### Data excerpts
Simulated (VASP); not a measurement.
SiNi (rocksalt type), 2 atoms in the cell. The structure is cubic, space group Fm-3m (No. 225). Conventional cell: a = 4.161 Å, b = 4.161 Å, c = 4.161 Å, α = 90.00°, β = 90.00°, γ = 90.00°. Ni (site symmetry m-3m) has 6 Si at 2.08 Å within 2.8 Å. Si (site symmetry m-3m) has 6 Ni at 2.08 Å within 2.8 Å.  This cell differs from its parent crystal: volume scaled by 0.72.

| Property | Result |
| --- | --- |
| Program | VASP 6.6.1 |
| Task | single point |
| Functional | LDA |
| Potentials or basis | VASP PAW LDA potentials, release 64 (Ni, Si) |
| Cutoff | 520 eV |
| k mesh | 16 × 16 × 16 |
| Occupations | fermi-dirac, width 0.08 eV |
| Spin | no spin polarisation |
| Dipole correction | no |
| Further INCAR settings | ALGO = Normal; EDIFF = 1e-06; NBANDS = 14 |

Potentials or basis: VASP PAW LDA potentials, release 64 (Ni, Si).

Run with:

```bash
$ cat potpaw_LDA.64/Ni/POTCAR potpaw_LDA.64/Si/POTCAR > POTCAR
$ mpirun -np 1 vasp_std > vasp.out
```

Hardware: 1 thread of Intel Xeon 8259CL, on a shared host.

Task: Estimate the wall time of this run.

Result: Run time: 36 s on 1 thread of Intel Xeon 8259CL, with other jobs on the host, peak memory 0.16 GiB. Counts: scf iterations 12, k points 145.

### Work order
The records above should be duplicated in full, exactly as given.

### Task response
Simulated (VASP); not a measurement.
SiNi (rocksalt type), 2 atoms in the cell. The structure is cubic, space group Fm-3m (No. 225). Conventional cell: a = 4.161 Å, b = 4.161 Å, c = 4.161 Å, α = 90.00°, β = 90.00°, γ = 90.00°. Ni (site symmetry m-3m) has 6 Si at 2.08 Å within 2.8 Å. Si (site symmetry m-3m) has 6 Ni at 2.08 Å within 2.8 Å.  This cell differs from its parent crystal: volume scaled by 0.72.

| Property | Result |
| --- | --- |
| Program | VASP 6.6.1 |
| Task | single point |
| Functional | LDA |
| Potentials or basis | VASP PAW LDA potentials, release 64 (Ni, Si) |
| Cutoff | 520 eV |
| k mesh | 16 × 16 × 16 |
| Occupations | fermi-dirac, width 0.08 eV |
| Spin | no spin polarisation |
| Dipole correction | no |
| Further INCAR settings | ALGO = Normal; EDIFF = 1e-06; NBANDS = 14 |

Potentials or basis: VASP PAW LDA potentials, release 64 (Ni, Si).

Run with:

```bash
$ cat potpaw_LDA.64/Ni/POTCAR potpaw_LDA.64/Si/POTCAR > POTCAR
$ mpirun -np 1 vasp_std > vasp.out
```

Hardware: 1 thread of Intel Xeon 8259CL, on a shared host.

Task: Estimate the wall time of this run.

Result: Run time: 36 s on 1 thread of Intel Xeon 8259CL, with other jobs on the host, peak memory 0.16 GiB. Counts: scf iterations 12, k points 145.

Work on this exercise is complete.